=-=-=
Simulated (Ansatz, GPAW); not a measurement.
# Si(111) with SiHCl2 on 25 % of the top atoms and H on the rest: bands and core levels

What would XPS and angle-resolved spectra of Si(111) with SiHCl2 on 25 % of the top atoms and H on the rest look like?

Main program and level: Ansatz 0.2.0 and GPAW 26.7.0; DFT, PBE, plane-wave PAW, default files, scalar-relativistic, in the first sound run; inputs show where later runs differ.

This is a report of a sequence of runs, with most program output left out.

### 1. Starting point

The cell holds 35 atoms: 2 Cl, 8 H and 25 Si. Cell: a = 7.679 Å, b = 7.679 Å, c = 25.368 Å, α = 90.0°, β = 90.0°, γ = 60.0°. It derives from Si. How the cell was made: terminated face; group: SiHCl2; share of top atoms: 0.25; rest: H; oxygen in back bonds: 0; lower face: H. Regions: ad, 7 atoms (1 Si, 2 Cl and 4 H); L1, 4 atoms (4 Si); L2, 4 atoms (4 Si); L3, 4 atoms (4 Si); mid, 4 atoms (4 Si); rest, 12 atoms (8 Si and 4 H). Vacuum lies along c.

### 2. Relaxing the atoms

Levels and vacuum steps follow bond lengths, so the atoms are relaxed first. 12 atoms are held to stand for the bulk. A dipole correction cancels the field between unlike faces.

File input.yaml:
=-=-=

TASK ITEM:
Reproduce the records above exactly, from the first line to the line that holds "Main program and", inclusive, and omit everything after it.

WRITTEN REPLY:
Simulated (Ansatz, GPAW); not a measurement.
# Si(111) with SiHCl2 on 25 % of the top atoms and H on the rest: bands and core levels

What would XPS and angle-resolved spectra of Si(111) with SiHCl2 on 25 % of the top atoms and H on the rest look like?

Main program and level: Ansatz 0.2.0 and GPAW 26.7.0; DFT, PBE, plane-wave PAW, default files, scalar-relativistic, in the first sound run; inputs show where later runs differ.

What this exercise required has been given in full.